•••

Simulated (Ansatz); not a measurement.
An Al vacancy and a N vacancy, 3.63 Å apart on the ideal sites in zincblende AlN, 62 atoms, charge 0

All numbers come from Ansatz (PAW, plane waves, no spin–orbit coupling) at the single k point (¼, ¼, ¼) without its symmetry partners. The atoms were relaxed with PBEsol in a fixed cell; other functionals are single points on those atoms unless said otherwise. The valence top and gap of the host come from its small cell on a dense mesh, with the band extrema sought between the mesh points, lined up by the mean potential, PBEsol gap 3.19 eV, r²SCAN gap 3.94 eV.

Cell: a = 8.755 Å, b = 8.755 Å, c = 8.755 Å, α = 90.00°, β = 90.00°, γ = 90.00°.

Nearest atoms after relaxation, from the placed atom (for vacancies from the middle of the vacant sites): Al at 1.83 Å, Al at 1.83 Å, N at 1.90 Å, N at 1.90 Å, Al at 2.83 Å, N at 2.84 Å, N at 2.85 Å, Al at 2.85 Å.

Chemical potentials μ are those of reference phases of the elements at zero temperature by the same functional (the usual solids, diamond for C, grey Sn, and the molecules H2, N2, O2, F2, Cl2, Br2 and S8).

•••

WORK TASK: For each entry above, please make an exact copy.

YOUR RESPONSE:
Simulated (Ansatz); not a measurement.
An Al vacancy and a N vacancy, 3.63 Å apart on the ideal sites in zincblende AlN, 62 atoms, charge 0

All numbers come from Ansatz (PAW, plane waves, no spin–orbit coupling) at the single k point (¼, ¼, ¼) without its symmetry partners. The atoms were relaxed with PBEsol in a fixed cell; other functionals are single points on those atoms unless said otherwise. The valence top and gap of the host come from its small cell on a dense mesh, with the band extrema sought between the mesh points, lined up by the mean potential, PBEsol gap 3.19 eV, r²SCAN gap 3.94 eV.

Cell: a = 8.755 Å, b = 8.755 Å, c = 8.755 Å, α = 90.00°, β = 90.00°, γ = 90.00°.

Nearest atoms after relaxation, from the placed atom (for vacancies from the middle of the vacant sites): Al at 1.83 Å, Al at 1.83 Å, N at 1.90 Å, N at 1.90 Å, Al at 2.83 Å, N at 2.84 Å, N at 2.85 Å, Al at 2.85 Å.

Chemical potentials μ are those of reference phases of the elements at zero temperature by the same functional (the usual solids, diamond for C, grey Sn, and the molecules H2, N2, O2, F2, Cl2, Br2 and S8).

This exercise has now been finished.